Data excerpts:
==========
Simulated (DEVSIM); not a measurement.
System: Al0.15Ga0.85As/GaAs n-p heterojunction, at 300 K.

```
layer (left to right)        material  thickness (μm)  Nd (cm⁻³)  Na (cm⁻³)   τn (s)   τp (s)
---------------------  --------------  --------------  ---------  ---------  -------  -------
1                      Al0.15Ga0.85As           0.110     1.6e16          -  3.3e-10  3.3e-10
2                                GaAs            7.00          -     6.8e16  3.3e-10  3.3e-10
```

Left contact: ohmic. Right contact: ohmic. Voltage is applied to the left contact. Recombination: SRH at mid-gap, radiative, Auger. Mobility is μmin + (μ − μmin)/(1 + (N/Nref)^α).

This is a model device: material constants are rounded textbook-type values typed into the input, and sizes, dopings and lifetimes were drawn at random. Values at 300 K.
==========

Work item:
Your reply must be the entries above, returned word for word.

Worked solution:
Simulated (DEVSIM); not a measurement.
System: Al0.15Ga0.85As/GaAs n-p heterojunction, at 300 K.

```
layer (left to right)        material  thickness (μm)  Nd (cm⁻³)  Na (cm⁻³)   τn (s)   τp (s)
---------------------  --------------  --------------  ---------  ---------  -------  -------
1                      Al0.15Ga0.85As           0.110     1.6e16          -  3.3e-10  3.3e-10
2                                GaAs            7.00          -     6.8e16  3.3e-10  3.3e-10
```

Left contact: ohmic. Right contact: ohmic. Voltage is applied to the left contact. Recombination: SRH at mid-gap, radiative, Auger. Mobility is μmin + (μ − μmin)/(1 + (N/Nref)^α).

This is a model device: material constants are rounded textbook-type values typed into the input, and sizes, dopings and lifetimes were drawn at random. Values at 300 K.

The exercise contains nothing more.